Dataset entries Block Start

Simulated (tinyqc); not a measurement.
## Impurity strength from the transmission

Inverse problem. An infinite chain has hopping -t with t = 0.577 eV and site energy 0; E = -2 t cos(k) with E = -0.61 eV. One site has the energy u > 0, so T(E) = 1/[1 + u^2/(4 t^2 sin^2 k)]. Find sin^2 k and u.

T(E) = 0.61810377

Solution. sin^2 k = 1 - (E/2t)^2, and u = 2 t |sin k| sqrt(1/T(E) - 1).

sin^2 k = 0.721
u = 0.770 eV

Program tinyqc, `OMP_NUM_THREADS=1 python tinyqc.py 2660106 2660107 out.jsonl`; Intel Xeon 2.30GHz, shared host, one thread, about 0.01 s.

Dataset entries Block End

• Work request
Look above for the line containing "sin^2 k = 0.721" and the line containing "u = 0.770 eV". Transcribe both, with the lines between them, exactly.

• Your response
sin^2 k = 0.721
u = 0.770 eV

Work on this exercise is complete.